* _Brief_
Reproduce each line of the material exactly as it reads.

* _Data for review_
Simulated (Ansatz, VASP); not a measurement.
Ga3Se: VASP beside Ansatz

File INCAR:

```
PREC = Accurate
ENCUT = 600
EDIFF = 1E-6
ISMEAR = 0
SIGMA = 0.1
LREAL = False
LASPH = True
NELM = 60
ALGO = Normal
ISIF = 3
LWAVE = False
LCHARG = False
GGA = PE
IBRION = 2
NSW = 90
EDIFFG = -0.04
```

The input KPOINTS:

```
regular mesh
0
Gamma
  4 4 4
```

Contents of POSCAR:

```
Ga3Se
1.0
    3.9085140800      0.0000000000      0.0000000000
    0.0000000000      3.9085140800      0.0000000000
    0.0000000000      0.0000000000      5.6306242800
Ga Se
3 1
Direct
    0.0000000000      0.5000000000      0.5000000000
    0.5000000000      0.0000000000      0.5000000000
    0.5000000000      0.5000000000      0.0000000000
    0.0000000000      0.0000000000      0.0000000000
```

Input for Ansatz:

* _Task response_
Simulated (Ansatz, VASP); not a measurement.
Ga3Se: VASP beside Ansatz

File INCAR:

```
PREC = Accurate
ENCUT = 600
EDIFF = 1E-6
ISMEAR = 0
SIGMA = 0.1
LREAL = False
LASPH = True
NELM = 60
ALGO = Normal
ISIF = 3
LWAVE = False
LCHARG = False
GGA = PE
IBRION = 2
NSW = 90
EDIFFG = -0.04
```

The input KPOINTS:

```
regular mesh
0
Gamma
  4 4 4
```

Contents of POSCAR:

```
Ga3Se
1.0
    3.9085140800      0.0000000000      0.0000000000
    0.0000000000      3.9085140800      0.0000000000
    0.0000000000      0.0000000000      5.6306242800
Ga Se
3 1
Direct
    0.0000000000      0.5000000000      0.5000000000
    0.5000000000      0.0000000000      0.5000000000
    0.5000000000      0.5000000000      0.0000000000
    0.0000000000      0.0000000000      0.0000000000
```

Input for Ansatz:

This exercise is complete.